▶ **ASSIGNMENT**: The whole of the data is to be duplicated precisely.

Segment Start: EXTRACTED DATA

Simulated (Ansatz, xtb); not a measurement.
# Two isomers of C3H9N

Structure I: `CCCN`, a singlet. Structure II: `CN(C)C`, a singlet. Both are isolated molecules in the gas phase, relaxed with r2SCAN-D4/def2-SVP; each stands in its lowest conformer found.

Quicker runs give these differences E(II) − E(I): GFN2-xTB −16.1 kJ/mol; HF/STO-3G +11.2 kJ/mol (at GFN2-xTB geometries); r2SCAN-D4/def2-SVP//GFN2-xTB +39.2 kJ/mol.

Segment End: EXTRACTED DATA

▶ **EXPECTED ANSWER**:
Simulated (Ansatz, xtb); not a measurement.
# Two isomers of C3H9N

Structure I: `CCCN`, a singlet. Structure II: `CN(C)C`, a singlet. Both are isolated molecules in the gas phase, relaxed with r2SCAN-D4/def2-SVP; each stands in its lowest conformer found.

Quicker runs give these differences E(II) − E(I): GFN2-xTB −16.1 kJ/mol; HF/STO-3G +11.2 kJ/mol (at GFN2-xTB geometries); r2SCAN-D4/def2-SVP//GFN2-xTB +39.2 kJ/mol.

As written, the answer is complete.